■ **Provided information**
>>

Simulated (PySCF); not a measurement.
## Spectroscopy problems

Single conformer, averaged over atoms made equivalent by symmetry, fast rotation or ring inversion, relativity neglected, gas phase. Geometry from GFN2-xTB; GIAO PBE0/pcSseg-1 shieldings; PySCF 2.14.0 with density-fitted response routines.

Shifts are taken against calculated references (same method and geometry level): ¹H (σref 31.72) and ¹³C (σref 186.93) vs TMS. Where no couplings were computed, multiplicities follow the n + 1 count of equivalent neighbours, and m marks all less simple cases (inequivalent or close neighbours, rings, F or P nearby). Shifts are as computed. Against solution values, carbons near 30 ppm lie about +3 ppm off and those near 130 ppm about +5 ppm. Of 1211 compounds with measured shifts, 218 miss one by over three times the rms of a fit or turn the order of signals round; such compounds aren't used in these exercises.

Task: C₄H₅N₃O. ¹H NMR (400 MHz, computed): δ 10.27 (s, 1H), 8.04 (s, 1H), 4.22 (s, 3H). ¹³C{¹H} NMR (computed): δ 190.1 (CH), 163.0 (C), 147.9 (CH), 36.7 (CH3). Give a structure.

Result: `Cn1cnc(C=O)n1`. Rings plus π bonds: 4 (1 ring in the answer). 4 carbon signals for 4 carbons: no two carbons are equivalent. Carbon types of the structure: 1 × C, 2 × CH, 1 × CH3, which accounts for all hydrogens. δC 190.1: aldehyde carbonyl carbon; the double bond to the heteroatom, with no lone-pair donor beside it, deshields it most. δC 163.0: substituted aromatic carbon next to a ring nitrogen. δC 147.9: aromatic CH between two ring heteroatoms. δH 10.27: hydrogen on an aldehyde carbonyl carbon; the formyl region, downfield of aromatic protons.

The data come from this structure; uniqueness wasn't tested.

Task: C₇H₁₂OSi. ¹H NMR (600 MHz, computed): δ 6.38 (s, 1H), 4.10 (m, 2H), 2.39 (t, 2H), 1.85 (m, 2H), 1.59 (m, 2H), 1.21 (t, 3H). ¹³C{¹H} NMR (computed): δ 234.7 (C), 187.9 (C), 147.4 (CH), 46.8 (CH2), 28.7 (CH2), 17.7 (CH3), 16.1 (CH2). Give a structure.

<<

Please return every line from the first one in the records above down to the line containing "Task: C₄H₅N₃O. ¹H", including both, exactly as written and nothing more.

■ **Task solution**
Simulated (PySCF); not a measurement.
## Spectroscopy problems

Single conformer, averaged over atoms made equivalent by symmetry, fast rotation or ring inversion, relativity neglected, gas phase. Geometry from GFN2-xTB; GIAO PBE0/pcSseg-1 shieldings; PySCF 2.14.0 with density-fitted response routines.

Shifts are taken against calculated references (same method and geometry level): ¹H (σref 31.72) and ¹³C (σref 186.93) vs TMS. Where no couplings were computed, multiplicities follow the n + 1 count of equivalent neighbours, and m marks all less simple cases (inequivalent or close neighbours, rings, F or P nearby). Shifts are as computed. Against solution values, carbons near 30 ppm lie about +3 ppm off and those near 130 ppm about +5 ppm. Of 1211 compounds with measured shifts, 218 miss one by over three times the rms of a fit or turn the order of signals round; such compounds aren't used in these exercises.

Task: C₄H₅N₃O. ¹H NMR (400 MHz, computed): δ 10.27 (s, 1H), 8.04 (s, 1H), 4.22 (s, 3H). ¹³C{¹H} NMR (computed): δ 190.1 (CH), 163.0 (C), 147.9 (CH), 36.7 (CH3). Give a structure.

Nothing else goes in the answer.